━━━━━━

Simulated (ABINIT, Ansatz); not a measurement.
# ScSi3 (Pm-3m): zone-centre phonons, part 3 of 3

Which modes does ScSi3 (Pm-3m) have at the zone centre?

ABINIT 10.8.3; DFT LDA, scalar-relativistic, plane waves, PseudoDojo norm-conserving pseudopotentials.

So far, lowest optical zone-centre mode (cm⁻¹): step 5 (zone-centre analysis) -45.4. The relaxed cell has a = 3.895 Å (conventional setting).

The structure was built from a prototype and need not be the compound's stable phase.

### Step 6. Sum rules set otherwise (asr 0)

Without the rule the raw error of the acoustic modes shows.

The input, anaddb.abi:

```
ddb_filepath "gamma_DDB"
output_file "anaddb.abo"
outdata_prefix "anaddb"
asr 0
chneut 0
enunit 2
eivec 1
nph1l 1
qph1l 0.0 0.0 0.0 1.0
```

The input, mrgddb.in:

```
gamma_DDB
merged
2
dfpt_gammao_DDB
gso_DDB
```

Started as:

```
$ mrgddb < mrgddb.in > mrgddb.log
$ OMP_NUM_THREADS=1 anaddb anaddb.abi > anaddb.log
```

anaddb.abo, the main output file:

━━━━━━

Assignment: From the records above, copy only the lines starting with the line that holds "Which modes does" and going on through the line that holds "So far, lowest", exactly as written.

Expected answer:
Which modes does ScSi3 (Pm-3m) have at the zone centre?

ABINIT 10.8.3; DFT LDA, scalar-relativistic, plane waves, PseudoDojo norm-conserving pseudopotentials.

So far, lowest optical zone-centre mode (cm⁻¹): step 5 (zone-centre analysis) -45.4. The relaxed cell has a = 3.895 Å (conventional setting).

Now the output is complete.